────────────────

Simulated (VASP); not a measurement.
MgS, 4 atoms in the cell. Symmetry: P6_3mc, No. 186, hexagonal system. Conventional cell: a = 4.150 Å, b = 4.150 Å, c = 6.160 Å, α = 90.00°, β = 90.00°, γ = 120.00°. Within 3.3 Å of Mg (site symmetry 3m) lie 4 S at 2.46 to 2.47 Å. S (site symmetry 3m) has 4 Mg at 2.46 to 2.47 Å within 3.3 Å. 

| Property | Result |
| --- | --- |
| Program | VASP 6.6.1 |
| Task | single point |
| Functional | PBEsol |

────────────────

• [Work task] Print the material once more, keeping every word as it is.

• [Expected answer]
Simulated (VASP); not a measurement.
MgS, 4 atoms in the cell. Symmetry: P6_3mc, No. 186, hexagonal system. Conventional cell: a = 4.150 Å, b = 4.150 Å, c = 6.160 Å, α = 90.00°, β = 90.00°, γ = 120.00°. Within 3.3 Å of Mg (site symmetry 3m) lie 4 S at 2.46 to 2.47 Å. S (site symmetry 3m) has 4 Mg at 2.46 to 2.47 Å within 3.3 Å. 

| Property | Result |
| --- | --- |
| Program | VASP 6.6.1 |
| Task | single point |
| Functional | PBEsol |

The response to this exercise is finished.